ACTION ITEM —
Set down exactly the entries below, beginning at their first line and ending at the line with "The runs below".

DATASET RECORDS —
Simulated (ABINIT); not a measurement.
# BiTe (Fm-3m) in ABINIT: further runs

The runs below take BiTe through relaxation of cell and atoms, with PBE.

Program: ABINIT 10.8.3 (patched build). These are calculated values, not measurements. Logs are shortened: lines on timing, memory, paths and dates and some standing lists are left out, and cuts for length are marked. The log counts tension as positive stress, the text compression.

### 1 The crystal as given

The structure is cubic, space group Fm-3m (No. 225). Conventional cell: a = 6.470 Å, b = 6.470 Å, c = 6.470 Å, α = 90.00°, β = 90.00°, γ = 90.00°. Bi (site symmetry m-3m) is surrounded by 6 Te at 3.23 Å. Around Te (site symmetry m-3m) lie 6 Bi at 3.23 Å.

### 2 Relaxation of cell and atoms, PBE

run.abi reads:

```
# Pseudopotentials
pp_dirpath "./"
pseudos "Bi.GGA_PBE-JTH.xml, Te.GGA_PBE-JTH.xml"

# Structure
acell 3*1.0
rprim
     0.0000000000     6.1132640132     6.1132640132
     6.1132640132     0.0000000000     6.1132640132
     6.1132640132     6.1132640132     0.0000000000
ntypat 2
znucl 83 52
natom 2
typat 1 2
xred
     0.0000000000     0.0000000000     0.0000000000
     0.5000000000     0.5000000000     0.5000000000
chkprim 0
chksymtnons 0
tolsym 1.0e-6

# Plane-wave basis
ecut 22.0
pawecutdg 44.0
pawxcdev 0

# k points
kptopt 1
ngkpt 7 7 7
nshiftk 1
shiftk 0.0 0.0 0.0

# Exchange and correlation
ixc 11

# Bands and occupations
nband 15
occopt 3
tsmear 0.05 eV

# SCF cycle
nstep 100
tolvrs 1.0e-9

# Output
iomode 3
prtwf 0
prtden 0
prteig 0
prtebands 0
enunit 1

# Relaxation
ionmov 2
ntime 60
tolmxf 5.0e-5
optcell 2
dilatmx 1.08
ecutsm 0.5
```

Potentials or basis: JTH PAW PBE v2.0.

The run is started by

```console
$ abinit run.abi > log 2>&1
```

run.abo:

SOLUTION —
Simulated (ABINIT); not a measurement.
# BiTe (Fm-3m) in ABINIT: further runs

The runs below take BiTe through relaxation of cell and atoms, with PBE.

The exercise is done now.